+++

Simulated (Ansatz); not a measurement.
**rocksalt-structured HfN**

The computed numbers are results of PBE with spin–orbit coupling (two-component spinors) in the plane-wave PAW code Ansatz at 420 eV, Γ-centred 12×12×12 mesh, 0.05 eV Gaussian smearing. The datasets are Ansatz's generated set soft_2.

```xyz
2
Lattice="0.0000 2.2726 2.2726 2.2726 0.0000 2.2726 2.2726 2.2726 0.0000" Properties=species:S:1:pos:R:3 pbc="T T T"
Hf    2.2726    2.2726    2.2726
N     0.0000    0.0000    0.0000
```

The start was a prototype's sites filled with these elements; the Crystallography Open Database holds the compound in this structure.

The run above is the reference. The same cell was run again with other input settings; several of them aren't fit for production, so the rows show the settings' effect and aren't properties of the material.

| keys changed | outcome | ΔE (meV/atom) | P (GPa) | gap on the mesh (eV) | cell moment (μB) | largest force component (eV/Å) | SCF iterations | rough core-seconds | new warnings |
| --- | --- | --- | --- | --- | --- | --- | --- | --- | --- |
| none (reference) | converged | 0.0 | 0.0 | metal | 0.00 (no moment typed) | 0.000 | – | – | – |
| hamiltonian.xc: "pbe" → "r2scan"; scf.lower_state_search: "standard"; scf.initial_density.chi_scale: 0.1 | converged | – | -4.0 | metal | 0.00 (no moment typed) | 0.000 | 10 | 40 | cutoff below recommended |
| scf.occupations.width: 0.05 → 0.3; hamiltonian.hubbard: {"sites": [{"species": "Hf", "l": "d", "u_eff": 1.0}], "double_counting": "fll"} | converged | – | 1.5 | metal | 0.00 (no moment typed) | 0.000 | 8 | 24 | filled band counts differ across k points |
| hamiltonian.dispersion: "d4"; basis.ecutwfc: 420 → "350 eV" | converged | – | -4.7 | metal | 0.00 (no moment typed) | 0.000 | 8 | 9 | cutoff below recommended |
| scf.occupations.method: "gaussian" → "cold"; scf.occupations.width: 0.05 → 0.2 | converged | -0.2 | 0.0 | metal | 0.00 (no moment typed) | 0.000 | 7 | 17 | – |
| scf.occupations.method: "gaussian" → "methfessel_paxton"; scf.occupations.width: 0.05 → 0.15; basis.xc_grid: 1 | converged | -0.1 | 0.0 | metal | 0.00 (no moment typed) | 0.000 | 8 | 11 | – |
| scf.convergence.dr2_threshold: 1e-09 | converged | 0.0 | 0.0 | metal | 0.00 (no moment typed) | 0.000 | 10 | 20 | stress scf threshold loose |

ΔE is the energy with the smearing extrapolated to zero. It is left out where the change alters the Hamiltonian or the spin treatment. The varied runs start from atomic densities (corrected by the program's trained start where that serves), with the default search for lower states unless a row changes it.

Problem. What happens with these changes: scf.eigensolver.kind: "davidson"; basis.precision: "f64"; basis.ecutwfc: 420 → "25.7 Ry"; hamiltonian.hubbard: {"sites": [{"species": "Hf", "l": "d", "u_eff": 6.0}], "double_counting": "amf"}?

+++

**Required action**
What should be returned is the run of lines from the first line of the material through the line containing "The start was", exact and inclusive, and nothing else.

**Written response**
Simulated (Ansatz); not a measurement.
**rocksalt-structured HfN**

The computed numbers are results of PBE with spin–orbit coupling (two-component spinors) in the plane-wave PAW code Ansatz at 420 eV, Γ-centred 12×12×12 mesh, 0.05 eV Gaussian smearing. The datasets are Ansatz's generated set soft_2.

```xyz
2
Lattice="0.0000 2.2726 2.2726 2.2726 0.0000 2.2726 2.2726 2.2726 0.0000" Properties=species:S:1:pos:R:3 pbc="T T T"
Hf    2.2726    2.2726    2.2726
N     0.0000    0.0000    0.0000
```

The start was a prototype's sites filled with these elements; the Crystallography Open Database holds the compound in this structure.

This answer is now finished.